Only the lines from the top of the data through the line with "The calculation used" should be repeated, each exactly as written.

#### SOURCE MATERIAL
--------

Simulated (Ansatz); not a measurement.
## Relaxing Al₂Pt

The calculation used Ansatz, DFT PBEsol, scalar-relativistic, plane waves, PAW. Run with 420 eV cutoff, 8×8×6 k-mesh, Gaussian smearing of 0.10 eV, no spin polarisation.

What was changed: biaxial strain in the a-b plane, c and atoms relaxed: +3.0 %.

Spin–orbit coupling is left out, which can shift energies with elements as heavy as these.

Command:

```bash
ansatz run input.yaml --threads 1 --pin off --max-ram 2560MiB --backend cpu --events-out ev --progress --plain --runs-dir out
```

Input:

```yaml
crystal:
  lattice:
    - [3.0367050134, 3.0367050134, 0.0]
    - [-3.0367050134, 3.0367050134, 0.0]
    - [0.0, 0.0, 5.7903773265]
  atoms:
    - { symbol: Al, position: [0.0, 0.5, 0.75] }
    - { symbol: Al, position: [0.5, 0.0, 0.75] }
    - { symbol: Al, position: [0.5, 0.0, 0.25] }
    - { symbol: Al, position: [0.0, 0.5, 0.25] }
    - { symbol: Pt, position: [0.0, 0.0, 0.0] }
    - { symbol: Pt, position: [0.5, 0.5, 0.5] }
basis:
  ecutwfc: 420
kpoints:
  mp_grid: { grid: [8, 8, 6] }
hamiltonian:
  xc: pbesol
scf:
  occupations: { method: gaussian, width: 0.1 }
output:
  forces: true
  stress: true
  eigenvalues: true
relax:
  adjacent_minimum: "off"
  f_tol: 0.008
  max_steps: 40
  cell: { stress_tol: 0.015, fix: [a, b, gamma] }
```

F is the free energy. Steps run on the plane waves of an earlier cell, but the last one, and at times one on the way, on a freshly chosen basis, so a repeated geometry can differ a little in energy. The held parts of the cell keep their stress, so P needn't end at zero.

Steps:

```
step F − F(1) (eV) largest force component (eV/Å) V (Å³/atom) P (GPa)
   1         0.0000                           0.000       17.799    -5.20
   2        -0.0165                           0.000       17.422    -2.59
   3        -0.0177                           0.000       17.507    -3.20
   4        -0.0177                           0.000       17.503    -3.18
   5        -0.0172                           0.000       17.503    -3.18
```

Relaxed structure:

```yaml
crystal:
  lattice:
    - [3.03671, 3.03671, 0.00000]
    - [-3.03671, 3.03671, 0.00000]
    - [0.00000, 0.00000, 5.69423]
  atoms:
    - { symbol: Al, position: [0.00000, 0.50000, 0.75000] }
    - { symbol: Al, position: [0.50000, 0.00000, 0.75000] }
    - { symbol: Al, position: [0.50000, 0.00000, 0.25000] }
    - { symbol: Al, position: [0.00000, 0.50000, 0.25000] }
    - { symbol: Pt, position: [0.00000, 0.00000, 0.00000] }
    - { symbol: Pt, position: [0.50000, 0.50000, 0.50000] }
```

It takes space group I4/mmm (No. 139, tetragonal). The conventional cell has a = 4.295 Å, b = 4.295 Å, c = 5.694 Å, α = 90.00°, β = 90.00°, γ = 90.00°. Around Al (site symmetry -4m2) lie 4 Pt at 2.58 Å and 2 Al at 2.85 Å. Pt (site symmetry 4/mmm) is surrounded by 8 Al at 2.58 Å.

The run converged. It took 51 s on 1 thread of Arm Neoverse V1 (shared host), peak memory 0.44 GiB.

--------

#### WRITTEN REPLY
Simulated (Ansatz); not a measurement.
## Relaxing Al₂Pt

The calculation used Ansatz, DFT PBEsol, scalar-relativistic, plane waves, PAW. Run with 420 eV cutoff, 8×8×6 k-mesh, Gaussian smearing of 0.10 eV, no spin polarisation.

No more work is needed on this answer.